# [ACTIVITY]
From the first line of the data below, copy each line up to the one containing "# A vibration", and include that line too.

# [DATA FOR ANALYSIS]
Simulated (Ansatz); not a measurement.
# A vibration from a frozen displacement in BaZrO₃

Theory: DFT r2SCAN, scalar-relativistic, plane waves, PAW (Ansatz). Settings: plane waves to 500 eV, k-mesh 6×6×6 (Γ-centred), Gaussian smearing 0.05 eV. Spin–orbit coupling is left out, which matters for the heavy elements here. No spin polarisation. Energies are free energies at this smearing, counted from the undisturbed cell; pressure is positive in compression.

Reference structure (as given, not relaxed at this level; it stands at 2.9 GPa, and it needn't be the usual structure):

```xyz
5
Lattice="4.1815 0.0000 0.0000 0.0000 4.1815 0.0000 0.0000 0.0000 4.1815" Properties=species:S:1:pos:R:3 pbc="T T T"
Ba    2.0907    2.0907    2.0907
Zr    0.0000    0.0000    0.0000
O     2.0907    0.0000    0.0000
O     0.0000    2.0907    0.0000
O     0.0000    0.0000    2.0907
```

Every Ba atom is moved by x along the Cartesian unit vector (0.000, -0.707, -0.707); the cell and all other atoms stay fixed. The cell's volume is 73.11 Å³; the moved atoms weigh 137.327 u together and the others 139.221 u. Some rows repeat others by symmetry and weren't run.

# [EXERCISE SOLUTION]
Simulated (Ansatz); not a measurement.
# A vibration from a frozen displacement in BaZrO₃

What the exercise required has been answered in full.